==================================================

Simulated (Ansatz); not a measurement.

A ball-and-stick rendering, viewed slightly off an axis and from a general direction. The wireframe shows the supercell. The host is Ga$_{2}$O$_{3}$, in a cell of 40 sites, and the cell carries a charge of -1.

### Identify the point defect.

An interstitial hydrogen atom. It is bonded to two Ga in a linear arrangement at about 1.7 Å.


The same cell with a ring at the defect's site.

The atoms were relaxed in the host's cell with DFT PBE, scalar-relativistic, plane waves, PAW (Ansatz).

==================================================

• WORK TASK
Starting at the line above that contains "A ball-and-stick rendering, viewed", repeat each line exactly up to and including the line that contains "The same cell", and stop there.

• SOLUTION
A ball-and-stick rendering, viewed slightly off an axis and from a general direction. The wireframe shows the supercell. The host is Ga$_{2}$O$_{3}$, in a cell of 40 sites, and the cell carries a charge of -1.

### Identify the point defect.

An interstitial hydrogen atom. It is bonded to two Ga in a linear arrangement at about 1.7 Å.


The same cell with a ring at the defect's site.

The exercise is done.